Data excerpts.
■ ■ ■

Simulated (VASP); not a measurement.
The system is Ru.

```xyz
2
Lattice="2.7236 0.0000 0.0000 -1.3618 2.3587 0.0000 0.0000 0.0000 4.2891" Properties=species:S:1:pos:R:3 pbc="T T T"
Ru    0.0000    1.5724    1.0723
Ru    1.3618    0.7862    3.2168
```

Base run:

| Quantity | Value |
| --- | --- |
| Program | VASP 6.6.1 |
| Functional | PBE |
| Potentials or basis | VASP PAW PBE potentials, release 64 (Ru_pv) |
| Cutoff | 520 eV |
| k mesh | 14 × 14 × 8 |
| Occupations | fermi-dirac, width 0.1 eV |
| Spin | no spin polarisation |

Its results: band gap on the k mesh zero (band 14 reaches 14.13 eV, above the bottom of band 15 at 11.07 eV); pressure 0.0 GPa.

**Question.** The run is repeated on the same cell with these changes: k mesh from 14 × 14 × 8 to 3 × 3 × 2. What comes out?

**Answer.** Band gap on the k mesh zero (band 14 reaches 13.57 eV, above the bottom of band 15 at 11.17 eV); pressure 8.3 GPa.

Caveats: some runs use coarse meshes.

■ ■ ■

Brief. Lines after the one containing "pressure 8.3 GPa." are not part of the task. Output the entries exactly from their first line through that one.

Written answer.
Simulated (VASP); not a measurement.
The system is Ru.

```xyz
2
Lattice="2.7236 0.0000 0.0000 -1.3618 2.3587 0.0000 0.0000 0.0000 4.2891" Properties=species:S:1:pos:R:3 pbc="T T T"
Ru    0.0000    1.5724    1.0723
Ru    1.3618    0.7862    3.2168
```

Base run:

| Quantity | Value |
| --- | --- |
| Program | VASP 6.6.1 |
| Functional | PBE |
| Potentials or basis | VASP PAW PBE potentials, release 64 (Ru_pv) |
| Cutoff | 520 eV |
| k mesh | 14 × 14 × 8 |
| Occupations | fermi-dirac, width 0.1 eV |
| Spin | no spin polarisation |

Its results: band gap on the k mesh zero (band 14 reaches 14.13 eV, above the bottom of band 15 at 11.07 eV); pressure 0.0 GPa.

**Question.** The run is repeated on the same cell with these changes: k mesh from 14 × 14 × 8 to 3 × 3 × 2. What comes out?

**Answer.** Band gap on the k mesh zero (band 14 reaches 13.57 eV, above the bottom of band 15 at 11.17 eV); pressure 8.3 GPa.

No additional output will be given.